───── STORED DATA ─────

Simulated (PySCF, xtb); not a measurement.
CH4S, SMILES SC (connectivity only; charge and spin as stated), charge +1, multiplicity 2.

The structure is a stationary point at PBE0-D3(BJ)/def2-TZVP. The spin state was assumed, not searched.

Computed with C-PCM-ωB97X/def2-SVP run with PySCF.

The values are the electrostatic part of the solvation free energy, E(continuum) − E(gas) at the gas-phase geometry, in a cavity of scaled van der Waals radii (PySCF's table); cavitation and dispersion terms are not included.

─────

WORK REQUEST: In this exercise, the data above is to be printed exactly.

RESULT:
Simulated (PySCF, xtb); not a measurement.
CH4S, SMILES SC (connectivity only; charge and spin as stated), charge +1, multiplicity 2.

The structure is a stationary point at PBE0-D3(BJ)/def2-TZVP. The spin state was assumed, not searched.

Computed with C-PCM-ωB97X/def2-SVP run with PySCF.

The values are the electrostatic part of the solvation free energy, E(continuum) − E(gas) at the gas-phase geometry, in a cavity of scaled van der Waals radii (PySCF's table); cavitation and dispersion terms are not included.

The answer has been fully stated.